▶ _Extracted entries_:
════════════════
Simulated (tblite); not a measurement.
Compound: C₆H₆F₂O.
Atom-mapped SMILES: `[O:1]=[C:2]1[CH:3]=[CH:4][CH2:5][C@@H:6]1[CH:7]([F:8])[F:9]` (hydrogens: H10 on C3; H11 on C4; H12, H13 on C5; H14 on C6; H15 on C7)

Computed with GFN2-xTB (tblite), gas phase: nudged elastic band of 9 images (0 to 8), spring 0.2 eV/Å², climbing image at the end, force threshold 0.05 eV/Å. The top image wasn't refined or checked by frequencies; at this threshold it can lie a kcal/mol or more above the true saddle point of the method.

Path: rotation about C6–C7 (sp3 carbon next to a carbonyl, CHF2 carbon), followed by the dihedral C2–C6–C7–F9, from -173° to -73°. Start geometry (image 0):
════════════════

▶ _Task item_: Your task is to reproduce the records in full, without any alteration.

▶ _Written solution_:
Simulated (tblite); not a measurement.
Compound: C₆H₆F₂O.
Atom-mapped SMILES: `[O:1]=[C:2]1[CH:3]=[CH:4][CH2:5][C@@H:6]1[CH:7]([F:8])[F:9]` (hydrogens: H10 on C3; H11 on C4; H12, H13 on C5; H14 on C6; H15 on C7)

Computed with GFN2-xTB (tblite), gas phase: nudged elastic band of 9 images (0 to 8), spring 0.2 eV/Å², climbing image at the end, force threshold 0.05 eV/Å. The top image wasn't refined or checked by frequencies; at this threshold it can lie a kcal/mol or more above the true saddle point of the method.

Path: rotation about C6–C7 (sp3 carbon next to a carbonyl, CHF2 carbon), followed by the dihedral C2–C6–C7–F9, from -173° to -73°. Start geometry (image 0):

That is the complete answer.